• ASSIGNED TASK: Take the material below and output exactly the run of lines from the one containing "Figure 1: C₂H₂Ag, charge" down to the one containing "Level of theory: CAM-B3LYP/def2-SVPD", with both included.

──────────────────────────────

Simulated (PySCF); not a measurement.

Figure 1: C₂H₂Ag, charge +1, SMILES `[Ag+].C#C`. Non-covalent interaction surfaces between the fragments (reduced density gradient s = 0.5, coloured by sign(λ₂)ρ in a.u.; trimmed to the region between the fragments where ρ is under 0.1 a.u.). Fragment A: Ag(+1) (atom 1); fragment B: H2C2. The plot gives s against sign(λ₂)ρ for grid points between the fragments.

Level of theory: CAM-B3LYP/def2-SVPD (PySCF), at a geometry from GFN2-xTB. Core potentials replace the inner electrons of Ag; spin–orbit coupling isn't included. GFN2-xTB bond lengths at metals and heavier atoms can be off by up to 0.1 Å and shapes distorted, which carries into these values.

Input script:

──────────────────────────────

• TASK ANSWER:
Figure 1: C₂H₂Ag, charge +1, SMILES `[Ag+].C#C`. Non-covalent interaction surfaces between the fragments (reduced density gradient s = 0.5, coloured by sign(λ₂)ρ in a.u.; trimmed to the region between the fragments where ρ is under 0.1 a.u.). Fragment A: Ag(+1) (atom 1); fragment B: H2C2. The plot gives s against sign(λ₂)ρ for grid points between the fragments.

Level of theory: CAM-B3LYP/def2-SVPD (PySCF), at a geometry from GFN2-xTB. Core potentials replace the inner electrons of Ag; spin–orbit coupling isn't included. GFN2-xTB bond lengths at metals and heavier atoms can be off by up to 0.1 Å and shapes distorted, which carries into these values.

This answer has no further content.